■ DATA TO EXAMINE:
□ □ □ □ □ □ □
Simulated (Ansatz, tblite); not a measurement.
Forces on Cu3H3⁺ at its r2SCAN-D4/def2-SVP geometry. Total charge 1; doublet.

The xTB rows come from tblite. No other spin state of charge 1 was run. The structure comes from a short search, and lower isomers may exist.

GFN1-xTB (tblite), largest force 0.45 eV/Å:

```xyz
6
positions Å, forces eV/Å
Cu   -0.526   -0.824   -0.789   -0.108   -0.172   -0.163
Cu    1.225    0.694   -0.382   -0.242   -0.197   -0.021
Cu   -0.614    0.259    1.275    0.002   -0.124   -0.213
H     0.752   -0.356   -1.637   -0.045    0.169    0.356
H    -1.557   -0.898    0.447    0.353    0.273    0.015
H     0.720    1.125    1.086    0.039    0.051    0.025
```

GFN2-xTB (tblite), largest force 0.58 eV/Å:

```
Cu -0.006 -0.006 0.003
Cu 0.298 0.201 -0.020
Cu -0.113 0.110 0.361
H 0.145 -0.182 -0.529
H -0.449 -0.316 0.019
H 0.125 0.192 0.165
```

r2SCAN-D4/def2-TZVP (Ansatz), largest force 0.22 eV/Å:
□ □ □ □ □ □ □

■ WORK TASK:
Beginning with the first line of the entries, repeat each line exactly until you have reproduced the one containing "Forces on Cu3H3⁺", and add nothing further.

■ TASK SOLUTION:
Simulated (Ansatz, tblite); not a measurement.
Forces on Cu3H3⁺ at its r2SCAN-D4/def2-SVP geometry. Total charge 1; doublet.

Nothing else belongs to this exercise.